○ ○ ○ ○

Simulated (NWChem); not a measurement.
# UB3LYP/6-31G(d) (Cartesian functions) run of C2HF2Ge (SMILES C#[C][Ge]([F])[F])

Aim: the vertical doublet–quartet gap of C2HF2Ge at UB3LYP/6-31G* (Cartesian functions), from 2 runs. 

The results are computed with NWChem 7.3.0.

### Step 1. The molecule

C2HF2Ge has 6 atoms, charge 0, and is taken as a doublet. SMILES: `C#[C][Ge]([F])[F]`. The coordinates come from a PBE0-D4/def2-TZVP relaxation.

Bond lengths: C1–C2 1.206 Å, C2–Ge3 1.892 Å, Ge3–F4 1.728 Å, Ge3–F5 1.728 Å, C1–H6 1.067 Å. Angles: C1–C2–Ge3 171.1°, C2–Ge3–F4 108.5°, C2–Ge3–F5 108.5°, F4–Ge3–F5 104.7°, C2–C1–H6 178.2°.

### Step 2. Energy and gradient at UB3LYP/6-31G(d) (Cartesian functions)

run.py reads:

○ ○ ○ ○

» **Brief**:
Return the whole listing, keeping each word as it stands.

» **Answer space**:
Simulated (NWChem); not a measurement.
# UB3LYP/6-31G(d) (Cartesian functions) run of C2HF2Ge (SMILES C#[C][Ge]([F])[F])

Aim: the vertical doublet–quartet gap of C2HF2Ge at UB3LYP/6-31G* (Cartesian functions), from 2 runs. 

The results are computed with NWChem 7.3.0.

### Step 1. The molecule

C2HF2Ge has 6 atoms, charge 0, and is taken as a doublet. SMILES: `C#[C][Ge]([F])[F]`. The coordinates come from a PBE0-D4/def2-TZVP relaxation.

Bond lengths: C1–C2 1.206 Å, C2–Ge3 1.892 Å, Ge3–F4 1.728 Å, Ge3–F5 1.728 Å, C1–H6 1.067 Å. Angles: C1–C2–Ge3 171.1°, C2–Ge3–F4 108.5°, C2–Ge3–F5 108.5°, F4–Ge3–F5 104.7°, C2–C1–H6 178.2°.

### Step 2. Energy and gradient at UB3LYP/6-31G(d) (Cartesian functions)

run.py reads:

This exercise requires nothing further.